### [ASSIGNED TASK]
Give the lines below again exactly, starting with the line that holds "Problem. Radial electron" and going on through the line that holds "What is the nuclear charge?".

### [DATA PROVIDED]
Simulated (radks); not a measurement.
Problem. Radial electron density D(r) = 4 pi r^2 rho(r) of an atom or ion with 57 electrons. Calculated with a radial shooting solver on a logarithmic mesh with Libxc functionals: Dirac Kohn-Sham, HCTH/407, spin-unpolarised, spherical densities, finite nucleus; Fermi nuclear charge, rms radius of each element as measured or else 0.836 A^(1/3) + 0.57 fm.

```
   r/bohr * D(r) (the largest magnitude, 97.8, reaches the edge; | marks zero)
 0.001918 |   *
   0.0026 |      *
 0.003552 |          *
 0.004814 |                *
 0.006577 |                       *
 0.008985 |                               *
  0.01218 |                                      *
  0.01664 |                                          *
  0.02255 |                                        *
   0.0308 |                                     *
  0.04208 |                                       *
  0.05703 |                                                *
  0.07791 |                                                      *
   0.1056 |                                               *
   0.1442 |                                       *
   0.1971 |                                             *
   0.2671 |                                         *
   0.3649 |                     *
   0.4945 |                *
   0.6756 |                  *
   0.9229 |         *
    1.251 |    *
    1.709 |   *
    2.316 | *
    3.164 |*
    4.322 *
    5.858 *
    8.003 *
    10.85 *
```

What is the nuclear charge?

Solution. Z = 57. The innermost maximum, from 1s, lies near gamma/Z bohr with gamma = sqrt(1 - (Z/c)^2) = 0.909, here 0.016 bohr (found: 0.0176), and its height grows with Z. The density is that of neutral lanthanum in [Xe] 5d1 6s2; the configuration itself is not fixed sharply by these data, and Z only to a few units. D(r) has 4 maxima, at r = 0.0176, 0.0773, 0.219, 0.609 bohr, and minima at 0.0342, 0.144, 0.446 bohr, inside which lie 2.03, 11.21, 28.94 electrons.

### [RESPONSE AREA]
Problem. Radial electron density D(r) = 4 pi r^2 rho(r) of an atom or ion with 57 electrons. Calculated with a radial shooting solver on a logarithmic mesh with Libxc functionals: Dirac Kohn-Sham, HCTH/407, spin-unpolarised, spherical densities, finite nucleus; Fermi nuclear charge, rms radius of each element as measured or else 0.836 A^(1/3) + 0.57 fm.

```
   r/bohr * D(r) (the largest magnitude, 97.8, reaches the edge; | marks zero)
 0.001918 |   *
   0.0026 |      *
 0.003552 |          *
 0.004814 |                *
 0.006577 |                       *
 0.008985 |                               *
  0.01218 |                                      *
  0.01664 |                                          *
  0.02255 |                                        *
   0.0308 |                                     *
  0.04208 |                                       *
  0.05703 |                                                *
  0.07791 |                                                      *
   0.1056 |                                               *
   0.1442 |                                       *
   0.1971 |                                             *
   0.2671 |                                         *
   0.3649 |                     *
   0.4945 |                *
   0.6756 |                  *
   0.9229 |         *
    1.251 |    *
    1.709 |   *
    2.316 | *
    3.164 |*
    4.322 *
    5.858 *
    8.003 *
    10.85 *
```

What is the nuclear charge?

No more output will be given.